Top of ENTRIES SHOWN

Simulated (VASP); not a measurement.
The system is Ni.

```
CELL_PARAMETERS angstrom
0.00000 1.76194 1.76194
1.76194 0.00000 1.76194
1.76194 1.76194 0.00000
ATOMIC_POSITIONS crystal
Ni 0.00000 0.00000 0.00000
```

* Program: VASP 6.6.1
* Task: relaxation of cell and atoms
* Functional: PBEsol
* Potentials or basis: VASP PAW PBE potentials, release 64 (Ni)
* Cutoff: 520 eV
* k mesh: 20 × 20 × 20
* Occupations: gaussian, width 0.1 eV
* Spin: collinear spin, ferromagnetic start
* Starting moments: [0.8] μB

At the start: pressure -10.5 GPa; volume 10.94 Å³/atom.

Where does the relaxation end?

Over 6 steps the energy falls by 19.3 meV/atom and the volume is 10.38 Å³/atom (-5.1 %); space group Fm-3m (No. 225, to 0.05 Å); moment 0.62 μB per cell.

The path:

Bottom of ENTRIES SHOWN

Having read the records above, reproduce each one exactly.

Simulated (VASP); not a measurement.
The system is Ni.

```
CELL_PARAMETERS angstrom
0.00000 1.76194 1.76194
1.76194 0.00000 1.76194
1.76194 1.76194 0.00000
ATOMIC_POSITIONS crystal
Ni 0.00000 0.00000 0.00000
```

* Program: VASP 6.6.1
* Task: relaxation of cell and atoms
* Functional: PBEsol
* Potentials or basis: VASP PAW PBE potentials, release 64 (Ni)
* Cutoff: 520 eV
* k mesh: 20 × 20 × 20
* Occupations: gaussian, width 0.1 eV
* Spin: collinear spin, ferromagnetic start
* Starting moments: [0.8] μB

At the start: pressure -10.5 GPa; volume 10.94 Å³/atom.

Where does the relaxation end?

Over 6 steps the energy falls by 19.3 meV/atom and the volume is 10.38 Å³/atom (-5.1 %); space group Fm-3m (No. 225, to 0.05 Å); moment 0.62 μB per cell.

The path:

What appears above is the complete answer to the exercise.